☆ ☆ ☆
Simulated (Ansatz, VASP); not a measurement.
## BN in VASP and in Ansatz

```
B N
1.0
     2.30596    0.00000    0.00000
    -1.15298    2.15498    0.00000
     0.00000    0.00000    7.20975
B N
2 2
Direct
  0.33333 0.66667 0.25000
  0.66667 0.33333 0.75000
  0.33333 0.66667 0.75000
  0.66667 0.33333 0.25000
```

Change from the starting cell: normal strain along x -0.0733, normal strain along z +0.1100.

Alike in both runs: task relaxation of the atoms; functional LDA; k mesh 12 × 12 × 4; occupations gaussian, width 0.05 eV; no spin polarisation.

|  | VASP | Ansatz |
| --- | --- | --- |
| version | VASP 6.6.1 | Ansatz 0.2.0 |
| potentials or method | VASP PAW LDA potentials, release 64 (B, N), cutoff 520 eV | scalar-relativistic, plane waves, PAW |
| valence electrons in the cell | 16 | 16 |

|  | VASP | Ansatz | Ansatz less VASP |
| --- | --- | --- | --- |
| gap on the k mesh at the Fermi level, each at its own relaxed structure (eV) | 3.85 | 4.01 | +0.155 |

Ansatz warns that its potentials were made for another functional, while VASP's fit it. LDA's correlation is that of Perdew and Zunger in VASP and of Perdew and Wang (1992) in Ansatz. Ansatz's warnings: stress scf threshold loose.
☆ ☆ ☆

● Task item: Print only the lines that run from the start of the listing to the line bearing "4.01 | +0.155 |"; please keep the first line and that last one, exactly as they appear.

● Task solution:
Simulated (Ansatz, VASP); not a measurement.
## BN in VASP and in Ansatz

```
B N
1.0
     2.30596    0.00000    0.00000
    -1.15298    2.15498    0.00000
     0.00000    0.00000    7.20975
B N
2 2
Direct
  0.33333 0.66667 0.25000
  0.66667 0.33333 0.75000
  0.33333 0.66667 0.75000
  0.66667 0.33333 0.25000
```

Change from the starting cell: normal strain along x -0.0733, normal strain along z +0.1100.

Alike in both runs: task relaxation of the atoms; functional LDA; k mesh 12 × 12 × 4; occupations gaussian, width 0.05 eV; no spin polarisation.

|  | VASP | Ansatz |
| --- | --- | --- |
| version | VASP 6.6.1 | Ansatz 0.2.0 |
| potentials or method | VASP PAW LDA potentials, release 64 (B, N), cutoff 520 eV | scalar-relativistic, plane waves, PAW |
| valence electrons in the cell | 16 | 16 |

|  | VASP | Ansatz | Ansatz less VASP |
| --- | --- | --- | --- |
| gap on the k mesh at the Fermi level, each at its own relaxed structure (eV) | 3.85 | 4.01 | +0.155 |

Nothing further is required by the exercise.